Please give back word for word the lines of the material below between the line containing "Space group Cmcm" and the line containing "109.1 | 148.4 |", inclusive.

## Provided records:
Start of Block
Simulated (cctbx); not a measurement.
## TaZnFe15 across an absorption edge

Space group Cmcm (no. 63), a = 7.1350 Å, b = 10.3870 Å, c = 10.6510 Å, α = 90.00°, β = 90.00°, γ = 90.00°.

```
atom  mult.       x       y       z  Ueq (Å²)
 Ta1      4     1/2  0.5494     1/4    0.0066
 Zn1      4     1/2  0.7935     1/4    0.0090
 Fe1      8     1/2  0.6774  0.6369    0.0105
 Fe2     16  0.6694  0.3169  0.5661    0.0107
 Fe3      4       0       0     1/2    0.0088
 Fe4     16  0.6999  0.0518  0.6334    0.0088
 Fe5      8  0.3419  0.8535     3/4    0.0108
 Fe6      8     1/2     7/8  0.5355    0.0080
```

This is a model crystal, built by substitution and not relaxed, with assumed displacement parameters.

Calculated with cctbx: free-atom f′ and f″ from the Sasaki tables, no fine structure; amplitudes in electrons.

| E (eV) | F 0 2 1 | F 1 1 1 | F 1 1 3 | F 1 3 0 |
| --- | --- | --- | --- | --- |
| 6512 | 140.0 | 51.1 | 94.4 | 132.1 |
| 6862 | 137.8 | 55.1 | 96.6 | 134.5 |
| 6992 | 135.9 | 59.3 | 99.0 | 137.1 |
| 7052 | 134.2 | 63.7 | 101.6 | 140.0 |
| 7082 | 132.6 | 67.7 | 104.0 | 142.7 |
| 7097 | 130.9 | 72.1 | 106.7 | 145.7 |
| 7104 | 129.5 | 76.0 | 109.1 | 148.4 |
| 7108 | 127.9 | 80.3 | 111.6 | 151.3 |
End of Block

## Task result:
Space group Cmcm (no. 63), a = 7.1350 Å, b = 10.3870 Å, c = 10.6510 Å, α = 90.00°, β = 90.00°, γ = 90.00°.

```
atom  mult.       x       y       z  Ueq (Å²)
 Ta1      4     1/2  0.5494     1/4    0.0066
 Zn1      4     1/2  0.7935     1/4    0.0090
 Fe1      8     1/2  0.6774  0.6369    0.0105
 Fe2     16  0.6694  0.3169  0.5661    0.0107
 Fe3      4       0       0     1/2    0.0088
 Fe4     16  0.6999  0.0518  0.6334    0.0088
 Fe5      8  0.3419  0.8535     3/4    0.0108
 Fe6      8     1/2     7/8  0.5355    0.0080
```

This is a model crystal, built by substitution and not relaxed, with assumed displacement parameters.

Calculated with cctbx: free-atom f′ and f″ from the Sasaki tables, no fine structure; amplitudes in electrons.

| E (eV) | F 0 2 1 | F 1 1 1 | F 1 1 3 | F 1 3 0 |
| --- | --- | --- | --- | --- |
| 6512 | 140.0 | 51.1 | 94.4 | 132.1 |
| 6862 | 137.8 | 55.1 | 96.6 | 134.5 |
| 6992 | 135.9 | 59.3 | 99.0 | 137.1 |
| 7052 | 134.2 | 63.7 | 101.6 | 140.0 |
| 7082 | 132.6 | 67.7 | 104.0 | 142.7 |
| 7097 | 130.9 | 72.1 | 106.7 | 145.7 |
| 7104 | 129.5 | 76.0 | 109.1 | 148.4 |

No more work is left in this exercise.